Top of Given records
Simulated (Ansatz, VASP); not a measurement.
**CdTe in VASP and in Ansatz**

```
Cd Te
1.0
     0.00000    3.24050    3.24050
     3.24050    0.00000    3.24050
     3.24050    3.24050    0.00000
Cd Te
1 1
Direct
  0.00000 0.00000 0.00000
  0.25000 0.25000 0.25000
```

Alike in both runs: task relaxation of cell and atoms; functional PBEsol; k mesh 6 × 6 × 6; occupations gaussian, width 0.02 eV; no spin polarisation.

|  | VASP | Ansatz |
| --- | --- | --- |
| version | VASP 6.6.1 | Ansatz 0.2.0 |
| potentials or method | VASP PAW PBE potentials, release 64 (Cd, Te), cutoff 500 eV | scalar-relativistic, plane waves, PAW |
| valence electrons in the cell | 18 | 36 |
Bottom of Given records

_Requirement_
The data above should be duplicated exactly and completely.

_Your solution_
Simulated (Ansatz, VASP); not a measurement.
**CdTe in VASP and in Ansatz**

```
Cd Te
1.0
     0.00000    3.24050    3.24050
     3.24050    0.00000    3.24050
     3.24050    3.24050    0.00000
Cd Te
1 1
Direct
  0.00000 0.00000 0.00000
  0.25000 0.25000 0.25000
```

Alike in both runs: task relaxation of cell and atoms; functional PBEsol; k mesh 6 × 6 × 6; occupations gaussian, width 0.02 eV; no spin polarisation.

|  | VASP | Ansatz |
| --- | --- | --- |
| version | VASP 6.6.1 | Ansatz 0.2.0 |
| potentials or method | VASP PAW PBE potentials, release 64 (Cd, Te), cutoff 500 eV | scalar-relativistic, plane waves, PAW |
| valence electrons in the cell | 18 | 36 |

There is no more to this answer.